- _ASSIGNED TASK_:
Nothing but the lines from the start of the entries through the line containing "In a supercell" should appear in the answer, each given exactly.

• • • •
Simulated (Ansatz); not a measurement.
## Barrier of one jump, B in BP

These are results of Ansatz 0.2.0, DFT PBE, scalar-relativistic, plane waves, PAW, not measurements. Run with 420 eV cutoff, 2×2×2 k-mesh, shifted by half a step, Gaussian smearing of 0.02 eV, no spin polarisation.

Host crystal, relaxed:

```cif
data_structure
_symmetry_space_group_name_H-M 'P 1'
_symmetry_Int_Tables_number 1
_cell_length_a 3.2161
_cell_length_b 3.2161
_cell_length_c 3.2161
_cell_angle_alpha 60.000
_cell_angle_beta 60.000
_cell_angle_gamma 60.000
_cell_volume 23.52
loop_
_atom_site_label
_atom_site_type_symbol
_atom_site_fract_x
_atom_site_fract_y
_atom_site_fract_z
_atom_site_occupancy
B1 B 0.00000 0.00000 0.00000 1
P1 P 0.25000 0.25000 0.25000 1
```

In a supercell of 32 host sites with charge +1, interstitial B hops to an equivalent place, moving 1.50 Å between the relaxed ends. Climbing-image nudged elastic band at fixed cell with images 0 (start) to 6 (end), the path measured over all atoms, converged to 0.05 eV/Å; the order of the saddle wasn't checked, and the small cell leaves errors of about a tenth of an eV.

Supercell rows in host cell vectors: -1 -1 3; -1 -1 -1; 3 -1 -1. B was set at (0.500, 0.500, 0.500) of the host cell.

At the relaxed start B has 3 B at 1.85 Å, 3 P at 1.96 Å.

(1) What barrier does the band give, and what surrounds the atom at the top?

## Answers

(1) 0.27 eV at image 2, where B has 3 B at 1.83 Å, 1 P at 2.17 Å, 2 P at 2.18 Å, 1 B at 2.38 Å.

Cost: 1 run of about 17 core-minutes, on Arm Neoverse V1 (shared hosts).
• • • •

- _WRITTEN ANSWER_:
Simulated (Ansatz); not a measurement.
## Barrier of one jump, B in BP

These are results of Ansatz 0.2.0, DFT PBE, scalar-relativistic, plane waves, PAW, not measurements. Run with 420 eV cutoff, 2×2×2 k-mesh, shifted by half a step, Gaussian smearing of 0.02 eV, no spin polarisation.

Host crystal, relaxed:

```cif
data_structure
_symmetry_space_group_name_H-M 'P 1'
_symmetry_Int_Tables_number 1
_cell_length_a 3.2161
_cell_length_b 3.2161
_cell_length_c 3.2161
_cell_angle_alpha 60.000
_cell_angle_beta 60.000
_cell_angle_gamma 60.000
_cell_volume 23.52
loop_
_atom_site_label
_atom_site_type_symbol
_atom_site_fract_x
_atom_site_fract_y
_atom_site_fract_z
_atom_site_occupancy
B1 B 0.00000 0.00000 0.00000 1
P1 P 0.25000 0.25000 0.25000 1
```

In a supercell of 32 host sites with charge +1, interstitial B hops to an equivalent place, moving 1.50 Å between the relaxed ends. Climbing-image nudged elastic band at fixed cell with images 0 (start) to 6 (end), the path measured over all atoms, converged to 0.05 eV/Å; the order of the saddle wasn't checked, and the small cell leaves errors of about a tenth of an eV.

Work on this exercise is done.